::: Available data

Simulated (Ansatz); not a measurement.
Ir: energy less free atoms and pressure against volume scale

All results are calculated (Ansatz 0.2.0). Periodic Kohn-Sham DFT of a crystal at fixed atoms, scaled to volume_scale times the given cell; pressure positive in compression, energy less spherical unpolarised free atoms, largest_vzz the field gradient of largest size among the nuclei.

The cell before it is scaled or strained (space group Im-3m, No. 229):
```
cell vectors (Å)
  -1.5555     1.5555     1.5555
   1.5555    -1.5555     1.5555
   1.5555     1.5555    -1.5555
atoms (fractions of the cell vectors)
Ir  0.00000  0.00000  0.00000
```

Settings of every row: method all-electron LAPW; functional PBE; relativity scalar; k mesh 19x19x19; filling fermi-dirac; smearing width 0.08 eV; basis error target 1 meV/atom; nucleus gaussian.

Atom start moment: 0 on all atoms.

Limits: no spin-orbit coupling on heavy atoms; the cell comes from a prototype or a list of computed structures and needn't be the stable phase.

::::::

» **Requirement**
Output every record without changing any wording.

» **Response**
Simulated (Ansatz); not a measurement.
Ir: energy less free atoms and pressure against volume scale

All results are calculated (Ansatz 0.2.0). Periodic Kohn-Sham DFT of a crystal at fixed atoms, scaled to volume_scale times the given cell; pressure positive in compression, energy less spherical unpolarised free atoms, largest_vzz the field gradient of largest size among the nuclei.

The cell before it is scaled or strained (space group Im-3m, No. 229):
```
cell vectors (Å)
  -1.5555     1.5555     1.5555
   1.5555    -1.5555     1.5555
   1.5555     1.5555    -1.5555
atoms (fractions of the cell vectors)
Ir  0.00000  0.00000  0.00000
```

Settings of every row: method all-electron LAPW; functional PBE; relativity scalar; k mesh 19x19x19; filling fermi-dirac; smearing width 0.08 eV; basis error target 1 meV/atom; nucleus gaussian.

Atom start moment: 0 on all atoms.

Limits: no spin-orbit coupling on heavy atoms; the cell comes from a prototype or a list of computed structures and needn't be the stable phase.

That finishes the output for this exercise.